The expected answer holds every line from the first line of the data below through the line containing "none | none | - |", exactly as written, and no other line.

■ **EXTRACTED ENTRIES**
━━━━━━━━━━━━━━━━━━━━━━━━━━━━━━

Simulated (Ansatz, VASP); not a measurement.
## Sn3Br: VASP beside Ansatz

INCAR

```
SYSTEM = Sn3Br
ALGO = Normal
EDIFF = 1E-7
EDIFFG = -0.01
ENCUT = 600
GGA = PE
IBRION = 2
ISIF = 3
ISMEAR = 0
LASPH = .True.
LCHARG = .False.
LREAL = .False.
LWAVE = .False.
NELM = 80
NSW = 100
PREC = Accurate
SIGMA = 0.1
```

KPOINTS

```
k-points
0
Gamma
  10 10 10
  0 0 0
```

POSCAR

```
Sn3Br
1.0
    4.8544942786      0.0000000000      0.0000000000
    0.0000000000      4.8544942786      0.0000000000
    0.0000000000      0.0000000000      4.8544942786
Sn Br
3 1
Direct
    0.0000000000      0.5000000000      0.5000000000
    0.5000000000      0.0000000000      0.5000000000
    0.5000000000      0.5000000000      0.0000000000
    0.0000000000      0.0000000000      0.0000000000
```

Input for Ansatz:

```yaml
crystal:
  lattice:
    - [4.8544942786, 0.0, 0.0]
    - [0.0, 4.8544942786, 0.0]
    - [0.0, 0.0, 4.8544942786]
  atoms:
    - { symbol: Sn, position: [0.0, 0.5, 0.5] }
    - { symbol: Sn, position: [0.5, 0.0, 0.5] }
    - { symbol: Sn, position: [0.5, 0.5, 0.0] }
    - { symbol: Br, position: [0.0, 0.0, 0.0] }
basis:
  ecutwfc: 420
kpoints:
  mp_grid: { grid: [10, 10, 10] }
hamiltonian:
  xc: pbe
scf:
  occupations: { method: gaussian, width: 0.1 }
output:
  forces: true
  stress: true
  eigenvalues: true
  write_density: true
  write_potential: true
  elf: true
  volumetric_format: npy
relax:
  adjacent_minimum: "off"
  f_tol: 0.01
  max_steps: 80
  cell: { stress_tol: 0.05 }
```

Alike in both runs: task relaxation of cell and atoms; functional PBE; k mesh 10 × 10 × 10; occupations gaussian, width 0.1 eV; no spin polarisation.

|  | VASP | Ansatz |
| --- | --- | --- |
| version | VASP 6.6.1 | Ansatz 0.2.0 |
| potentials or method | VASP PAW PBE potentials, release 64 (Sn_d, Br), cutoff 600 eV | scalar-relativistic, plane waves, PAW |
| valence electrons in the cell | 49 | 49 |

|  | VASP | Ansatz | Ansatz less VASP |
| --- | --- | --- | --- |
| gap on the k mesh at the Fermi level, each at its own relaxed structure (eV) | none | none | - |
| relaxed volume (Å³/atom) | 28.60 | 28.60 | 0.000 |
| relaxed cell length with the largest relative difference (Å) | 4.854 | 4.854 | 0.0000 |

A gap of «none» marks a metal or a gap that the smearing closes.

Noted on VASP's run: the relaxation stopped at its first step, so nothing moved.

━━━━━━━━━━━━━━━━━━━━━━━━━━━━━━

■ **EXERCISE SOLUTION**
Simulated (Ansatz, VASP); not a measurement.
## Sn3Br: VASP beside Ansatz

INCAR

```
SYSTEM = Sn3Br
ALGO = Normal
EDIFF = 1E-7
EDIFFG = -0.01
ENCUT = 600
GGA = PE
IBRION = 2
ISIF = 3
ISMEAR = 0
LASPH = .True.
LCHARG = .False.
LREAL = .False.
LWAVE = .False.
NELM = 80
NSW = 100
PREC = Accurate
SIGMA = 0.1
```

KPOINTS

```
k-points
0
Gamma
  10 10 10
  0 0 0
```

POSCAR

```
Sn3Br
1.0
    4.8544942786      0.0000000000      0.0000000000
    0.0000000000      4.8544942786      0.0000000000
    0.0000000000      0.0000000000      4.8544942786
Sn Br
3 1
Direct
    0.0000000000      0.5000000000      0.5000000000
    0.5000000000      0.0000000000      0.5000000000
    0.5000000000      0.5000000000      0.0000000000
    0.0000000000      0.0000000000      0.0000000000
```

Input for Ansatz:

```yaml
crystal:
  lattice:
    - [4.8544942786, 0.0, 0.0]
    - [0.0, 4.8544942786, 0.0]
    - [0.0, 0.0, 4.8544942786]
  atoms:
    - { symbol: Sn, position: [0.0, 0.5, 0.5] }
    - { symbol: Sn, position: [0.5, 0.0, 0.5] }
    - { symbol: Sn, position: [0.5, 0.5, 0.0] }
    - { symbol: Br, position: [0.0, 0.0, 0.0] }
basis:
  ecutwfc: 420
kpoints:
  mp_grid: { grid: [10, 10, 10] }
hamiltonian:
  xc: pbe
scf:
  occupations: { method: gaussian, width: 0.1 }
output:
  forces: true
  stress: true
  eigenvalues: true
  write_density: true
  write_potential: true
  elf: true
  volumetric_format: npy
relax:
  adjacent_minimum: "off"
  f_tol: 0.01
  max_steps: 80
  cell: { stress_tol: 0.05 }
```

Alike in both runs: task relaxation of cell and atoms; functional PBE; k mesh 10 × 10 × 10; occupations gaussian, width 0.1 eV; no spin polarisation.

|  | VASP | Ansatz |
| --- | --- | --- |
| version | VASP 6.6.1 | Ansatz 0.2.0 |
| potentials or method | VASP PAW PBE potentials, release 64 (Sn_d, Br), cutoff 600 eV | scalar-relativistic, plane waves, PAW |
| valence electrons in the cell | 49 | 49 |

|  | VASP | Ansatz | Ansatz less VASP |
| --- | --- | --- | --- |
| gap on the k mesh at the Fermi level, each at its own relaxed structure (eV) | none | none | - |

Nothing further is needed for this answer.